**TASK ITEM**
Complete, exact copies of all entries are needed.

**EXTRACTED ENTRIES**
================================

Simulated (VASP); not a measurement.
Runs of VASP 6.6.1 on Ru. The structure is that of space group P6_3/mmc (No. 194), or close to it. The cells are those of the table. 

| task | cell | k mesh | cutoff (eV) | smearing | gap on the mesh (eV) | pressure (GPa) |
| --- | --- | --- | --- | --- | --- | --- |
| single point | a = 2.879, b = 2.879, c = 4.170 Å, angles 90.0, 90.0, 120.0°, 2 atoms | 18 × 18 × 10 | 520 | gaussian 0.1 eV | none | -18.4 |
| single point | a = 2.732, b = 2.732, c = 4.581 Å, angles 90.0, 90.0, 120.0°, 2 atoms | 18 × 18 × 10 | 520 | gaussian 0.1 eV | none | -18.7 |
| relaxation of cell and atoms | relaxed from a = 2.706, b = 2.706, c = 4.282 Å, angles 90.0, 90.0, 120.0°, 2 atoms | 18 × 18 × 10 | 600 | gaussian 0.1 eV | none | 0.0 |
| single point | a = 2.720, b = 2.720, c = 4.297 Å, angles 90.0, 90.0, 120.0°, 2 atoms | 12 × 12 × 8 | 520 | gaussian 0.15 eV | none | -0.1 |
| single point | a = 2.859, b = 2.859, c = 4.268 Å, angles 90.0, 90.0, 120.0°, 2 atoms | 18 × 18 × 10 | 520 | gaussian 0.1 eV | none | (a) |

================================

**TASK OUTPUT**
Simulated (VASP); not a measurement.
Runs of VASP 6.6.1 on Ru. The structure is that of space group P6_3/mmc (No. 194), or close to it. The cells are those of the table. 

| task | cell | k mesh | cutoff (eV) | smearing | gap on the mesh (eV) | pressure (GPa) |
| --- | --- | --- | --- | --- | --- | --- |
| single point | a = 2.879, b = 2.879, c = 4.170 Å, angles 90.0, 90.0, 120.0°, 2 atoms | 18 × 18 × 10 | 520 | gaussian 0.1 eV | none | -18.4 |
| single point | a = 2.732, b = 2.732, c = 4.581 Å, angles 90.0, 90.0, 120.0°, 2 atoms | 18 × 18 × 10 | 520 | gaussian 0.1 eV | none | -18.7 |
| relaxation of cell and atoms | relaxed from a = 2.706, b = 2.706, c = 4.282 Å, angles 90.0, 90.0, 120.0°, 2 atoms | 18 × 18 × 10 | 600 | gaussian 0.1 eV | none | 0.0 |
| single point | a = 2.720, b = 2.720, c = 4.297 Å, angles 90.0, 90.0, 120.0°, 2 atoms | 12 × 12 × 8 | 520 | gaussian 0.15 eV | none | -0.1 |
| single point | a = 2.859, b = 2.859, c = 4.268 Å, angles 90.0, 90.0, 120.0°, 2 atoms | 18 × 18 × 10 | 520 | gaussian 0.1 eV | none | (a) |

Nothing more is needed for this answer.